### [Assigned task]
Stopping at the line that holds "Run time: 28", repeat the lines below exactly, starting from the very first and including that final line.

┄┄┄┄┄┄

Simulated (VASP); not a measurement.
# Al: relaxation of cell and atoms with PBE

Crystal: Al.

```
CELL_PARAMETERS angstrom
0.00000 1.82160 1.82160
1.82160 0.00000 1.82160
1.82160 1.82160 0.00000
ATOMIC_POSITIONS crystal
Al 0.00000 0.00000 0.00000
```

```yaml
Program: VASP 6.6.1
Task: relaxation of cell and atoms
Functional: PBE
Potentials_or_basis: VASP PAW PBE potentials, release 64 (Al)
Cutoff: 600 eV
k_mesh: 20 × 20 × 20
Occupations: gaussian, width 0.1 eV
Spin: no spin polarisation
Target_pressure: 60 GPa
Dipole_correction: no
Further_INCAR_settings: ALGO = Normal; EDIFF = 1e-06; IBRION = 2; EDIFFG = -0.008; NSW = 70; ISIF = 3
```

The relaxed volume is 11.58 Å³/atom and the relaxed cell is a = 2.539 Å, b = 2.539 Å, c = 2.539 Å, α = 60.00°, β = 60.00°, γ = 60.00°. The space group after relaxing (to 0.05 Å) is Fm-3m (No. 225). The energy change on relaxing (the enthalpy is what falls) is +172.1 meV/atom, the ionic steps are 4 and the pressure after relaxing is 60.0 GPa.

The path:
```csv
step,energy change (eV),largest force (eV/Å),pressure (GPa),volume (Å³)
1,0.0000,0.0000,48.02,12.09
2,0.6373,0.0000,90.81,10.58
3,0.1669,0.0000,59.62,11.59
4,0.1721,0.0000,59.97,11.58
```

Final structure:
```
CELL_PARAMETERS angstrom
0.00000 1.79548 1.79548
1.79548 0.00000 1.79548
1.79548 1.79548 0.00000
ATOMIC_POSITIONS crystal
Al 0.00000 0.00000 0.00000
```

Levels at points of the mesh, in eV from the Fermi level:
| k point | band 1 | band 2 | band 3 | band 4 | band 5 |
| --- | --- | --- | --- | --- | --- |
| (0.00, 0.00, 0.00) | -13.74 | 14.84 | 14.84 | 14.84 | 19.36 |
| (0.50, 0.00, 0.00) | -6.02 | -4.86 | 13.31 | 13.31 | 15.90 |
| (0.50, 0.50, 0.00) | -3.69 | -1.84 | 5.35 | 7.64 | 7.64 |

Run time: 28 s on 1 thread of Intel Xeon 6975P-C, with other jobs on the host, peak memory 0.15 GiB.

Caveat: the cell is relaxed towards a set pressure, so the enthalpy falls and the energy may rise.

┄┄┄┄┄┄

### [Task output]
Simulated (VASP); not a measurement.
# Al: relaxation of cell and atoms with PBE

Crystal: Al.

```
CELL_PARAMETERS angstrom
0.00000 1.82160 1.82160
1.82160 0.00000 1.82160
1.82160 1.82160 0.00000
ATOMIC_POSITIONS crystal
Al 0.00000 0.00000 0.00000
```

```yaml
Program: VASP 6.6.1
Task: relaxation of cell and atoms
Functional: PBE
Potentials_or_basis: VASP PAW PBE potentials, release 64 (Al)
Cutoff: 600 eV
k_mesh: 20 × 20 × 20
Occupations: gaussian, width 0.1 eV
Spin: no spin polarisation
Target_pressure: 60 GPa
Dipole_correction: no
Further_INCAR_settings: ALGO = Normal; EDIFF = 1e-06; IBRION = 2; EDIFFG = -0.008; NSW = 70; ISIF = 3
```

The relaxed volume is 11.58 Å³/atom and the relaxed cell is a = 2.539 Å, b = 2.539 Å, c = 2.539 Å, α = 60.00°, β = 60.00°, γ = 60.00°. The space group after relaxing (to 0.05 Å) is Fm-3m (No. 225). The energy change on relaxing (the enthalpy is what falls) is +172.1 meV/atom, the ionic steps are 4 and the pressure after relaxing is 60.0 GPa.

The path:
```csv
step,energy change (eV),largest force (eV/Å),pressure (GPa),volume (Å³)
1,0.0000,0.0000,48.02,12.09
2,0.6373,0.0000,90.81,10.58
3,0.1669,0.0000,59.62,11.59
4,0.1721,0.0000,59.97,11.58
```

Final structure:
```
CELL_PARAMETERS angstrom
0.00000 1.79548 1.79548
1.79548 0.00000 1.79548
1.79548 1.79548 0.00000
ATOMIC_POSITIONS crystal
Al 0.00000 0.00000 0.00000
```

Levels at points of the mesh, in eV from the Fermi level:
| k point | band 1 | band 2 | band 3 | band 4 | band 5 |
| --- | --- | --- | --- | --- | --- |
| (0.00, 0.00, 0.00) | -13.74 | 14.84 | 14.84 | 14.84 | 19.36 |
| (0.50, 0.00, 0.00) | -6.02 | -4.86 | 13.31 | 13.31 | 15.90 |
| (0.50, 0.50, 0.00) | -3.69 | -1.84 | 5.35 | 7.64 | 7.64 |

Run time: 28 s on 1 thread of Intel Xeon 6975P-C, with other jobs on the host, peak memory 0.15 GiB.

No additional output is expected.